» **ACTIVITY**: In your answer, reproduce exactly the lines from the beginning of the listing below through the one containing "The material is", and only those lines.

Segment Start: DATA EXTRACT

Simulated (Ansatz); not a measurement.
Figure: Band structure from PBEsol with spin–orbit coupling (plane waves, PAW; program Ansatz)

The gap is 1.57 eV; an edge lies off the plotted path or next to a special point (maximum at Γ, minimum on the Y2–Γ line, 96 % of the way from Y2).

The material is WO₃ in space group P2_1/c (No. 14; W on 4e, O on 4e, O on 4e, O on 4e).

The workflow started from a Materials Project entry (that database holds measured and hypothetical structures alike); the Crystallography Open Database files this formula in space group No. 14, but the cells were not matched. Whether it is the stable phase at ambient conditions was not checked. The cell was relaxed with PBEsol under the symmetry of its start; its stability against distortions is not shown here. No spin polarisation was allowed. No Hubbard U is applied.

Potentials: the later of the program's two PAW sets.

Segment End: DATA EXTRACT

» **TASK SOLUTION**:
Simulated (Ansatz); not a measurement.
Figure: Band structure from PBEsol with spin–orbit coupling (plane waves, PAW; program Ansatz)

The gap is 1.57 eV; an edge lies off the plotted path or next to a special point (maximum at Γ, minimum on the Y2–Γ line, 96 % of the way from Y2).

The material is WO₃ in space group P2_1/c (No. 14; W on 4e, O on 4e, O on 4e, O on 4e).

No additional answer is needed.